+++++

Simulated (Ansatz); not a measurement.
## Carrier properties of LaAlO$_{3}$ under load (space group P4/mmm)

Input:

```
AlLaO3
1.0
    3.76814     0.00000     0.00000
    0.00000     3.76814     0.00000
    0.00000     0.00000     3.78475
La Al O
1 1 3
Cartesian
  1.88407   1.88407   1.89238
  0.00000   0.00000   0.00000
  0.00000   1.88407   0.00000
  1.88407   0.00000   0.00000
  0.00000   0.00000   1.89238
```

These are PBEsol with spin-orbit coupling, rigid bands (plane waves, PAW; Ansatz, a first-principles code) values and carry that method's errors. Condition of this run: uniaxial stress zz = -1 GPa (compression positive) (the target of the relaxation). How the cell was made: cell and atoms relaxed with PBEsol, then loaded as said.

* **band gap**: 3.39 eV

+++++

_TASK ITEM_:
Copy out each record exactly as given, omitting none.

_WRITTEN SOLUTION_:
Simulated (Ansatz); not a measurement.
## Carrier properties of LaAlO$_{3}$ under load (space group P4/mmm)

Input:

```
AlLaO3
1.0
    3.76814     0.00000     0.00000
    0.00000     3.76814     0.00000
    0.00000     0.00000     3.78475
La Al O
1 1 3
Cartesian
  1.88407   1.88407   1.89238
  0.00000   0.00000   0.00000
  0.00000   1.88407   0.00000
  1.88407   0.00000   0.00000
  0.00000   0.00000   1.89238
```

These are PBEsol with spin-orbit coupling, rigid bands (plane waves, PAW; Ansatz, a first-principles code) values and carry that method's errors. Condition of this run: uniaxial stress zz = -1 GPa (compression positive) (the target of the relaxation). How the cell was made: cell and atoms relaxed with PBEsol, then loaded as said.

* **band gap**: 3.39 eV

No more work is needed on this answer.